Entries shown Start Marker

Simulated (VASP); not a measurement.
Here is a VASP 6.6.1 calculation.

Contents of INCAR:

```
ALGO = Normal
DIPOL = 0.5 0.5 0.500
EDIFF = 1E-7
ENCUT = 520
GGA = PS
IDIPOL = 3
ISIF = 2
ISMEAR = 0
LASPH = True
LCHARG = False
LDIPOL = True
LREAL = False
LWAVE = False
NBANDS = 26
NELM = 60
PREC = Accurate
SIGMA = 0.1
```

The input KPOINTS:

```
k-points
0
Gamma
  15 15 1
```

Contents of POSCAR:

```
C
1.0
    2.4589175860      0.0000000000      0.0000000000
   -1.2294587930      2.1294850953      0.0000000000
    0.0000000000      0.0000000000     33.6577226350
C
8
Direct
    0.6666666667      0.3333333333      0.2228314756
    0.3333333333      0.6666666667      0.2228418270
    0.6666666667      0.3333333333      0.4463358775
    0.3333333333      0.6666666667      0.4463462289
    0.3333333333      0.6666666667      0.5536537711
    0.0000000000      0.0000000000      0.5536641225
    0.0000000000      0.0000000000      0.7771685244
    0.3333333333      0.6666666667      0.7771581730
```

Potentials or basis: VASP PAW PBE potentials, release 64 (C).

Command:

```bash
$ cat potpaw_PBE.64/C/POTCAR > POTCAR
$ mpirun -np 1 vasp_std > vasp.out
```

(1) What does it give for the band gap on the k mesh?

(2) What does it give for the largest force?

Entries shown End Marker

> **Brief**
Retype the material above from start to finish without any changes.

> **Expected answer**
Simulated (VASP); not a measurement.
Here is a VASP 6.6.1 calculation.

Contents of INCAR:

```
ALGO = Normal
DIPOL = 0.5 0.5 0.500
EDIFF = 1E-7
ENCUT = 520
GGA = PS
IDIPOL = 3
ISIF = 2
ISMEAR = 0
LASPH = True
LCHARG = False
LDIPOL = True
LREAL = False
LWAVE = False
NBANDS = 26
NELM = 60
PREC = Accurate
SIGMA = 0.1
```

The input KPOINTS:

```
k-points
0
Gamma
  15 15 1
```

Contents of POSCAR:

```
C
1.0
    2.4589175860      0.0000000000      0.0000000000
   -1.2294587930      2.1294850953      0.0000000000
    0.0000000000      0.0000000000     33.6577226350
C
8
Direct
    0.6666666667      0.3333333333      0.2228314756
    0.3333333333      0.6666666667      0.2228418270
    0.6666666667      0.3333333333      0.4463358775
    0.3333333333      0.6666666667      0.4463462289
    0.3333333333      0.6666666667      0.5536537711
    0.0000000000      0.0000000000      0.5536641225
    0.0000000000      0.0000000000      0.7771685244
    0.3333333333      0.6666666667      0.7771581730
```

Potentials or basis: VASP PAW PBE potentials, release 64 (C).

Command:

```bash
$ cat potpaw_PBE.64/C/POTCAR > POTCAR
$ mpirun -np 1 vasp_std > vasp.out
```

(1) What does it give for the band gap on the k mesh?

(2) What does it give for the largest force?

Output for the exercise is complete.